#### [TASK ITEM]
Each entry, as given, must be output unchanged.

#### [LISTED ENTRIES]
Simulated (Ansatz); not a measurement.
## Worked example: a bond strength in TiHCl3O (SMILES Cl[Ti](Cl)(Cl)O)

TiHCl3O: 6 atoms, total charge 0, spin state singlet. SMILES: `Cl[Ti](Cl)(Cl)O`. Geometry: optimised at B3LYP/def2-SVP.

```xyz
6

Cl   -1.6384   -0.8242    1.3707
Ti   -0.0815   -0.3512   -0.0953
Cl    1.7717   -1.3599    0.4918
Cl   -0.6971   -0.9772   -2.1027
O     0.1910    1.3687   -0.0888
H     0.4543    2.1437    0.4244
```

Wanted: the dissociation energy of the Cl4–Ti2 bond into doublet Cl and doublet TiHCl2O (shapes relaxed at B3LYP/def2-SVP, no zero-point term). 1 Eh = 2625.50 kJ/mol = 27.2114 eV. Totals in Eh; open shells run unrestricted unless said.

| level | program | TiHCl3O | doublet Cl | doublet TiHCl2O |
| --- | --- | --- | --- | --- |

#### [ANSWER SPACE]
Simulated (Ansatz); not a measurement.
## Worked example: a bond strength in TiHCl3O (SMILES Cl[Ti](Cl)(Cl)O)

TiHCl3O: 6 atoms, total charge 0, spin state singlet. SMILES: `Cl[Ti](Cl)(Cl)O`. Geometry: optimised at B3LYP/def2-SVP.

```xyz
6

Cl   -1.6384   -0.8242    1.3707
Ti   -0.0815   -0.3512   -0.0953
Cl    1.7717   -1.3599    0.4918
Cl   -0.6971   -0.9772   -2.1027
O     0.1910    1.3687   -0.0888
H     0.4543    2.1437    0.4244
```

Wanted: the dissociation energy of the Cl4–Ti2 bond into doublet Cl and doublet TiHCl2O (shapes relaxed at B3LYP/def2-SVP, no zero-point term). 1 Eh = 2625.50 kJ/mol = 27.2114 eV. Totals in Eh; open shells run unrestricted unless said.

| level | program | TiHCl3O | doublet Cl | doublet TiHCl2O |
| --- | --- | --- | --- | --- |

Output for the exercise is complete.